- [EXTRACTED ENTRIES]:
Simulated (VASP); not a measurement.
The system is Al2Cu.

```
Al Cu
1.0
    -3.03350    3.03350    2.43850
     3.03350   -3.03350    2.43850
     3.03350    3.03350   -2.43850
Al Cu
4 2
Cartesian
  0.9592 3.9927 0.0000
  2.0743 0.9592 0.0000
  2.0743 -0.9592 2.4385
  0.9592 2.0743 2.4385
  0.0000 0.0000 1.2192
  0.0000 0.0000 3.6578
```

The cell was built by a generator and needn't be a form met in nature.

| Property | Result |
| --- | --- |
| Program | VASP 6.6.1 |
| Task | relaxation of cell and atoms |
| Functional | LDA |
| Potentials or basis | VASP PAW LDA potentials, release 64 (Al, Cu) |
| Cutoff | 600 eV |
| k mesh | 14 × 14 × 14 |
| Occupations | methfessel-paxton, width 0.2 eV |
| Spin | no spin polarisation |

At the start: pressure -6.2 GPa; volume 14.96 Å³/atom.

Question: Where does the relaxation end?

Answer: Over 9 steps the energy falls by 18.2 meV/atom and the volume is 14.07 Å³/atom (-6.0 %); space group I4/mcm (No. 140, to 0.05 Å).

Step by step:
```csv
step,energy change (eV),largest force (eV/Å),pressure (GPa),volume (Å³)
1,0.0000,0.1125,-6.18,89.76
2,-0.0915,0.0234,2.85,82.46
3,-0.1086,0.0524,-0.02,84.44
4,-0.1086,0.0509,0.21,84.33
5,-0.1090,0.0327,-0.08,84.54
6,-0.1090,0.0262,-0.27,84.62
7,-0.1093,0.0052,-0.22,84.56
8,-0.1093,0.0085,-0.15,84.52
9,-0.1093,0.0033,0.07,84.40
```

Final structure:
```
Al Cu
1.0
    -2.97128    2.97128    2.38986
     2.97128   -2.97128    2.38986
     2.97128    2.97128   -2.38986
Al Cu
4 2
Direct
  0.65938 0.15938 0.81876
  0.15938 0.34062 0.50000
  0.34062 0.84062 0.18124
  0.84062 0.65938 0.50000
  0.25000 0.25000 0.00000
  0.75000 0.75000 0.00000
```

- [ACTIVITY]: From the records above, reproduce exactly the lines from the one with "The system is Al2Cu." to the one with "width 0.2 eV |", both included, and no others.

- [WRITTEN REPLY]:
The system is Al2Cu.

```
Al Cu
1.0
    -3.03350    3.03350    2.43850
     3.03350   -3.03350    2.43850
     3.03350    3.03350   -2.43850
Al Cu
4 2
Cartesian
  0.9592 3.9927 0.0000
  2.0743 0.9592 0.0000
  2.0743 -0.9592 2.4385
  0.9592 2.0743 2.4385
  0.0000 0.0000 1.2192
  0.0000 0.0000 3.6578
```

The cell was built by a generator and needn't be a form met in nature.

| Property | Result |
| --- | --- |
| Program | VASP 6.6.1 |
| Task | relaxation of cell and atoms |
| Functional | LDA |
| Potentials or basis | VASP PAW LDA potentials, release 64 (Al, Cu) |
| Cutoff | 600 eV |
| k mesh | 14 × 14 × 14 |
| Occupations | methfessel-paxton, width 0.2 eV |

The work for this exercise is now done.